Task item
Find the line containing "Does the calculation give a band gap?" in the listing below. Repeat it exactly, along with each following line up to and including the one containing "Computed valence pseudo-density".

** Study material follows **
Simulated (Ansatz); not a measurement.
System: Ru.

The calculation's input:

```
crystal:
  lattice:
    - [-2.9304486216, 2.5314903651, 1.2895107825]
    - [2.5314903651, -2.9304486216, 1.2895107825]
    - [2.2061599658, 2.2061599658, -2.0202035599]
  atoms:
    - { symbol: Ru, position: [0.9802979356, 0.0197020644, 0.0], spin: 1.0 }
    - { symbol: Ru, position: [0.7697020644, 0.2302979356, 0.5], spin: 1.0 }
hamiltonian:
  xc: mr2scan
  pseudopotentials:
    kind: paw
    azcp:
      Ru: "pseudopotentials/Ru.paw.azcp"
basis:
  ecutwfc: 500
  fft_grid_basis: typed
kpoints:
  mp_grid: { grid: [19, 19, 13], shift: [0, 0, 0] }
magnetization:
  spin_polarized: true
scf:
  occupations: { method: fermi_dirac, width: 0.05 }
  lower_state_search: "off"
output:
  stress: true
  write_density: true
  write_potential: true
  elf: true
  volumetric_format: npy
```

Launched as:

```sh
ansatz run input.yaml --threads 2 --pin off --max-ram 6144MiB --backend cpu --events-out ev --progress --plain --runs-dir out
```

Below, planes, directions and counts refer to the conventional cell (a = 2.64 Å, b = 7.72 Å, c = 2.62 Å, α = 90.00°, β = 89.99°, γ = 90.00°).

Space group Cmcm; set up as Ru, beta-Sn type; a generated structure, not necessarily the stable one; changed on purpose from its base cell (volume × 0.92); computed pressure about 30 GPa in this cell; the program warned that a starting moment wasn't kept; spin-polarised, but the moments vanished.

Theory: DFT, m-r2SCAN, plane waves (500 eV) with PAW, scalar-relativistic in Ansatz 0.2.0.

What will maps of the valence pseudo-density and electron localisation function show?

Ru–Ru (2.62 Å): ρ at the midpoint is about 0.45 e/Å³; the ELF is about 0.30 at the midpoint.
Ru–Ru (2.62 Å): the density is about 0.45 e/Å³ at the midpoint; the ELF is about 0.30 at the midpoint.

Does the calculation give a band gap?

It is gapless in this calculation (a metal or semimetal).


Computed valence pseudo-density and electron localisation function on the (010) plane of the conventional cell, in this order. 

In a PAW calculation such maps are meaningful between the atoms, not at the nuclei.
** End of Study material **

Worked solution
Does the calculation give a band gap?

It is gapless in this calculation (a metal or semimetal).


Computed valence pseudo-density and electron localisation function on the (010) plane of the conventional cell, in this order. 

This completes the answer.